_ _ _
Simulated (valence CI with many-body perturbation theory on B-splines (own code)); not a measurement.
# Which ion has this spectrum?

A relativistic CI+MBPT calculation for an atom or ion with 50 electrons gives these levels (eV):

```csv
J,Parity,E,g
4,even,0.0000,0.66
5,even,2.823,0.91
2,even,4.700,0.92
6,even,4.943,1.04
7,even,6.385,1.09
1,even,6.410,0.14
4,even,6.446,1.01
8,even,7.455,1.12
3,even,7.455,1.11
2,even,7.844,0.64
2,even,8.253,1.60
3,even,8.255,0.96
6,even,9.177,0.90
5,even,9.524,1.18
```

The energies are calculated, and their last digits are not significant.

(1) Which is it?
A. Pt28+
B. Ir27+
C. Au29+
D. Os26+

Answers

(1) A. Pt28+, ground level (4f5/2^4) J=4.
_ _ _

• [ASSIGNED TASK]
Copy out the data above word for word, starting at its first line and ending with the line that contains "The energies are".

• [YOUR SOLUTION]
Simulated (valence CI with many-body perturbation theory on B-splines (own code)); not a measurement.
# Which ion has this spectrum?

A relativistic CI+MBPT calculation for an atom or ion with 50 electrons gives these levels (eV):

```csv
J,Parity,E,g
4,even,0.0000,0.66
5,even,2.823,0.91
2,even,4.700,0.92
6,even,4.943,1.04
7,even,6.385,1.09
1,even,6.410,0.14
4,even,6.446,1.01
8,even,7.455,1.12
3,even,7.455,1.11
2,even,7.844,0.64
2,even,8.253,1.60
3,even,8.255,0.96
6,even,9.177,0.90
5,even,9.524,1.18
```

The energies are calculated, and their last digits are not significant.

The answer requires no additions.